# ENTRIES SHOWN:
—————

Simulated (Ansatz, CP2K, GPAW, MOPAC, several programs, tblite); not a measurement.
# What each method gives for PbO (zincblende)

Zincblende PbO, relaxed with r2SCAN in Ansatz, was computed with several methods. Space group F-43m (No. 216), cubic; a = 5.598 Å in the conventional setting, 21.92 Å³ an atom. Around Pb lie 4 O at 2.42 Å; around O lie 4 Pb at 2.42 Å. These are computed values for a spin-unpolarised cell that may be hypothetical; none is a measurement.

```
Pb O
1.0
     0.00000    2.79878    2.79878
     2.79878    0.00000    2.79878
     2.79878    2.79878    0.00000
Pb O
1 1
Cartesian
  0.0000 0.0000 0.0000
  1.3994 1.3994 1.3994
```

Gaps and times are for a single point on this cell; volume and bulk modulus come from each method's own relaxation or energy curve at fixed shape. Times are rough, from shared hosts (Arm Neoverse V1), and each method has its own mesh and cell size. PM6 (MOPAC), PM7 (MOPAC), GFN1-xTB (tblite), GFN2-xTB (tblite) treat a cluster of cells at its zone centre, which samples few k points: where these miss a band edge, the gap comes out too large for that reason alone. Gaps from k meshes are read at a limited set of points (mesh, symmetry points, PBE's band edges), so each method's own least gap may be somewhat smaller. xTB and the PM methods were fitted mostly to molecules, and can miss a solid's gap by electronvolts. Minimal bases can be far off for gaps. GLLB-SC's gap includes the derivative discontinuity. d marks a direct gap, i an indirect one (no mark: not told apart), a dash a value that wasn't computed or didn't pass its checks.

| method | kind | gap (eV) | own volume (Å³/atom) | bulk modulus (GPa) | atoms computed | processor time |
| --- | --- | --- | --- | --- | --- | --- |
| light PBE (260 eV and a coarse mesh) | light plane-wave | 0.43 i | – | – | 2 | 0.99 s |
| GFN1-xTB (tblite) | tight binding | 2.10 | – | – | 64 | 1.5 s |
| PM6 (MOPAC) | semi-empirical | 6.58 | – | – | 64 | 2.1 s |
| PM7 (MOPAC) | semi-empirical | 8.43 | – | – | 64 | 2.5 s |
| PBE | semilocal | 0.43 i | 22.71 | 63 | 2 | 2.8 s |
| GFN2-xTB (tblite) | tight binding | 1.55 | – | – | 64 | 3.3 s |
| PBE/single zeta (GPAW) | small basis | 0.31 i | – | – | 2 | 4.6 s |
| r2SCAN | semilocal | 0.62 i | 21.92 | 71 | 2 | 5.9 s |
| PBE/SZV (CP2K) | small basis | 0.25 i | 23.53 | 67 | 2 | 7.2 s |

—————

# REQUIREMENT:
Go through the data above from its first line and copy each line exactly, stopping once the line with "# What each method gives for PbO (zincblende)" has been copied.

# WRITTEN REPLY:
Simulated (Ansatz, CP2K, GPAW, MOPAC, several programs, tblite); not a measurement.
# What each method gives for PbO (zincblende)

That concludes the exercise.